═════ Data under study

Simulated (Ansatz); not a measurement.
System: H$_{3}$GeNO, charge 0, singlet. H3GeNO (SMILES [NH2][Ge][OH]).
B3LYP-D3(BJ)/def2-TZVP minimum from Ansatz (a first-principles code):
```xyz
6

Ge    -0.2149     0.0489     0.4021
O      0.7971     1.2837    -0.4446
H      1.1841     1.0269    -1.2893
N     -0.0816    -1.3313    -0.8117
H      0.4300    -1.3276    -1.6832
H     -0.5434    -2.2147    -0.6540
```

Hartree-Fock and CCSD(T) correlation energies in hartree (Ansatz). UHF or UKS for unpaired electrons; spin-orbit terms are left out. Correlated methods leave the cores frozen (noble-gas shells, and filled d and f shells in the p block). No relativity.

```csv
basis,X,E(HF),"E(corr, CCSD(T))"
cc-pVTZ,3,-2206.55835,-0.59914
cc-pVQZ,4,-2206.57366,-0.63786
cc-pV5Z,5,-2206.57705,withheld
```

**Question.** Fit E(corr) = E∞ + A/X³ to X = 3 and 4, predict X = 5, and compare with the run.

══════════

Work order:
Word for word, restate each of the records above.

Exercise output:
Simulated (Ansatz); not a measurement.
System: H$_{3}$GeNO, charge 0, singlet. H3GeNO (SMILES [NH2][Ge][OH]).
B3LYP-D3(BJ)/def2-TZVP minimum from Ansatz (a first-principles code):
```xyz
6

Ge    -0.2149     0.0489     0.4021
O      0.7971     1.2837    -0.4446
H      1.1841     1.0269    -1.2893
N     -0.0816    -1.3313    -0.8117
H      0.4300    -1.3276    -1.6832
H     -0.5434    -2.2147    -0.6540
```

Hartree-Fock and CCSD(T) correlation energies in hartree (Ansatz). UHF or UKS for unpaired electrons; spin-orbit terms are left out. Correlated methods leave the cores frozen (noble-gas shells, and filled d and f shells in the p block). No relativity.

```csv
basis,X,E(HF),"E(corr, CCSD(T))"
cc-pVTZ,3,-2206.55835,-0.59914
cc-pVQZ,4,-2206.57366,-0.63786
cc-pV5Z,5,-2206.57705,withheld
```

**Question.** Fit E(corr) = E∞ + A/X³ to X = 3 and 4, predict X = 5, and compare with the run.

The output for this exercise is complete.